**Exercise:**
All of the records must come back exactly. Please repeat them in full.

**Dataset:**
▶
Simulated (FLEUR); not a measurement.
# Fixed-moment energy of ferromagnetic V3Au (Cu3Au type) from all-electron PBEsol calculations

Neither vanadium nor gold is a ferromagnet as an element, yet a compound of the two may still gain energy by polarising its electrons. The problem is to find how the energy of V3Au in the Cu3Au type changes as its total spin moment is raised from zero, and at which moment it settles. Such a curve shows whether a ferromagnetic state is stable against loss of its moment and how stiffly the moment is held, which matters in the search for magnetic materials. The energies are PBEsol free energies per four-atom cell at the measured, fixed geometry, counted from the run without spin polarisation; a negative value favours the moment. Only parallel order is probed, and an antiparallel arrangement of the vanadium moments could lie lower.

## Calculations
◀

**Exercise output:**
Simulated (FLEUR); not a measurement.
# Fixed-moment energy of ferromagnetic V3Au (Cu3Au type) from all-electron PBEsol calculations

Neither vanadium nor gold is a ferromagnet as an element, yet a compound of the two may still gain energy by polarising its electrons. The problem is to find how the energy of V3Au in the Cu3Au type changes as its total spin moment is raised from zero, and at which moment it settles. Such a curve shows whether a ferromagnetic state is stable against loss of its moment and how stiffly the moment is held, which matters in the search for magnetic materials. The energies are PBEsol free energies per four-atom cell at the measured, fixed geometry, counted from the run without spin polarisation; a negative value favours the moment. Only parallel order is probed, and an antiparallel arrangement of the vanadium moments could lie lower.

## Calculations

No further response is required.